» Extracted entries
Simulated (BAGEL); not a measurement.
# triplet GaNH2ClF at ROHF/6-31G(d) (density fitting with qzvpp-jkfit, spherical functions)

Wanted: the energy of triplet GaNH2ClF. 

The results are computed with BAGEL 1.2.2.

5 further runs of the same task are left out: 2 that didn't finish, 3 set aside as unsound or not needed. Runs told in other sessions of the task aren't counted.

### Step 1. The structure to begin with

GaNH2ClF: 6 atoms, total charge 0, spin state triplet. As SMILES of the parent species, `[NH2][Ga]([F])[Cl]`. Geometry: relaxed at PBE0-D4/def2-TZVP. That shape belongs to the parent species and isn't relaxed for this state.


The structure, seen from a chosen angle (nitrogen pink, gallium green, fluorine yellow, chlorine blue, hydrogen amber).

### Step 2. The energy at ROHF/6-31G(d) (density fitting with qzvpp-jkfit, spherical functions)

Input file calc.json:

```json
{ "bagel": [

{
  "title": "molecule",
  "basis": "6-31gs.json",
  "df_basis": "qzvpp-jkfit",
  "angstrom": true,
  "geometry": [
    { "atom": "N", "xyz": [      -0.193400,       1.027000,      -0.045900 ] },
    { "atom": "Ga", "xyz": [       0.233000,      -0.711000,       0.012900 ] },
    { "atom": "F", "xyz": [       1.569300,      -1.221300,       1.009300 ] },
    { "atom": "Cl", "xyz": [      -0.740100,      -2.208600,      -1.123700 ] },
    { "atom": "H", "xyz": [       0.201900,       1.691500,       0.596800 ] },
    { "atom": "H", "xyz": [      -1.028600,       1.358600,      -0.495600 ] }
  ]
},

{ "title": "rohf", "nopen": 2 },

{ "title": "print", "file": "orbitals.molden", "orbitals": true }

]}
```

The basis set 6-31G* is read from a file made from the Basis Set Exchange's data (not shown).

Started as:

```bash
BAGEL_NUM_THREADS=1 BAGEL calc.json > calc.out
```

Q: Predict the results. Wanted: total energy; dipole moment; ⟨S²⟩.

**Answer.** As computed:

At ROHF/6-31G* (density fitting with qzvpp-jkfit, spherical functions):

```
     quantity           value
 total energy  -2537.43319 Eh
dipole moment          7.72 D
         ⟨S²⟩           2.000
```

» Brief
Repeat exactly the lines that run from the opening of the listing through the line holding "### Step 1. The structure to begin with". Leave out everything else.

» Task response
Simulated (BAGEL); not a measurement.
# triplet GaNH2ClF at ROHF/6-31G(d) (density fitting with qzvpp-jkfit, spherical functions)

Wanted: the energy of triplet GaNH2ClF. 

The results are computed with BAGEL 1.2.2.

5 further runs of the same task are left out: 2 that didn't finish, 3 set aside as unsound or not needed. Runs told in other sessions of the task aren't counted.

### Step 1. The structure to begin with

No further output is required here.